Work task: Reproduce all records exactly.

== Dataset content ==
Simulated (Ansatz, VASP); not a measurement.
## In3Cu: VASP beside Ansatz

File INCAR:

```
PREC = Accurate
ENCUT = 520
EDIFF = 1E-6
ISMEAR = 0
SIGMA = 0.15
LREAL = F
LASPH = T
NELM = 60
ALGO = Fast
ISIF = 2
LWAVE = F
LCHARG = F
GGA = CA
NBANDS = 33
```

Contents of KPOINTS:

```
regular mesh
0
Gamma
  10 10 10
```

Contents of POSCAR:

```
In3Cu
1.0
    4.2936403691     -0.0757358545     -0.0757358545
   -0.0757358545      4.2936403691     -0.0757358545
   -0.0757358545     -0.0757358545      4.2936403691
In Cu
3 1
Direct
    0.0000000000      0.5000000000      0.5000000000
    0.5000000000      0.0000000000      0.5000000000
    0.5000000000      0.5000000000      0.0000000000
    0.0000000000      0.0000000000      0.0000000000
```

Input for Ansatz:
===

Task result:
Simulated (Ansatz, VASP); not a measurement.
## In3Cu: VASP beside Ansatz

File INCAR:

```
PREC = Accurate
ENCUT = 520
EDIFF = 1E-6
ISMEAR = 0
SIGMA = 0.15
LREAL = F
LASPH = T
NELM = 60
ALGO = Fast
ISIF = 2
LWAVE = F
LCHARG = F
GGA = CA
NBANDS = 33
```

Contents of KPOINTS:

```
regular mesh
0
Gamma
  10 10 10
```

Contents of POSCAR:

```
In3Cu
1.0
    4.2936403691     -0.0757358545     -0.0757358545
   -0.0757358545      4.2936403691     -0.0757358545
   -0.0757358545     -0.0757358545      4.2936403691
In Cu
3 1
Direct
    0.0000000000      0.5000000000      0.5000000000
    0.5000000000      0.0000000000      0.5000000000
    0.5000000000      0.5000000000      0.0000000000
    0.0000000000      0.0000000000      0.0000000000
```

Input for Ansatz:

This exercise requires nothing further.